Assigned task:
Repeat the records below exactly, beginning at the first line and finishing with the line that contains "- Task: single point".

── Input data

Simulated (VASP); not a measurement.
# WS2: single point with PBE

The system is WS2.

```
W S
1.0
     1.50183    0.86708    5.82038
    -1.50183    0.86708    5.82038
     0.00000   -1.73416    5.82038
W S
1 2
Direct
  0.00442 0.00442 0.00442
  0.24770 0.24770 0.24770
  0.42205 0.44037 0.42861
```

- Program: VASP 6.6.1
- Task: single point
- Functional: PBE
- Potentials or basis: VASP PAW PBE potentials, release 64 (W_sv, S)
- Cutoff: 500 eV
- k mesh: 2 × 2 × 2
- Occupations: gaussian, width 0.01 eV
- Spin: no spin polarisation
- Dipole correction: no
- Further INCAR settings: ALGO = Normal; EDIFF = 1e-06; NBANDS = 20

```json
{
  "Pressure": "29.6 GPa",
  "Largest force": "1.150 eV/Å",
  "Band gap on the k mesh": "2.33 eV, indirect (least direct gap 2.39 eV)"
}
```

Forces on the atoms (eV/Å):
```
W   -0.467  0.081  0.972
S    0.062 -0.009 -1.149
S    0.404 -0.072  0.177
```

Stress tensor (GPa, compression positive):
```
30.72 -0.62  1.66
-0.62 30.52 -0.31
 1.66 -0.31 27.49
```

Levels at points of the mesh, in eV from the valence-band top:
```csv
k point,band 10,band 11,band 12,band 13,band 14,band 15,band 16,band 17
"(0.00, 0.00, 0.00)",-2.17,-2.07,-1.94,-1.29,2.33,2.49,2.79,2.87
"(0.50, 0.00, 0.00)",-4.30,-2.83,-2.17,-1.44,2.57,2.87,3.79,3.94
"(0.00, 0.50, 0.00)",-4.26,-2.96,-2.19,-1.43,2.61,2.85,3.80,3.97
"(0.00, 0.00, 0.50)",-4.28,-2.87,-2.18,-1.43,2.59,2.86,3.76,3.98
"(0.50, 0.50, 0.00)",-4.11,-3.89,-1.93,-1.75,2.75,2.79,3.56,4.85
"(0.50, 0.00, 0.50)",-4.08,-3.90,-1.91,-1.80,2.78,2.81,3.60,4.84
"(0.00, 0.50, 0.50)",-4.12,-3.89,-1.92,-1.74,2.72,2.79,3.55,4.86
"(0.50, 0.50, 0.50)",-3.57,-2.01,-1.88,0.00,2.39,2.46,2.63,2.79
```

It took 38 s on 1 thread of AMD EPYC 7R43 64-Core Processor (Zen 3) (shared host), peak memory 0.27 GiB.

────

Task result:
Simulated (VASP); not a measurement.
# WS2: single point with PBE

The system is WS2.

```
W S
1.0
     1.50183    0.86708    5.82038
    -1.50183    0.86708    5.82038
     0.00000   -1.73416    5.82038
W S
1 2
Direct
  0.00442 0.00442 0.00442
  0.24770 0.24770 0.24770
  0.42205 0.44037 0.42861
```

- Program: VASP 6.6.1
- Task: single point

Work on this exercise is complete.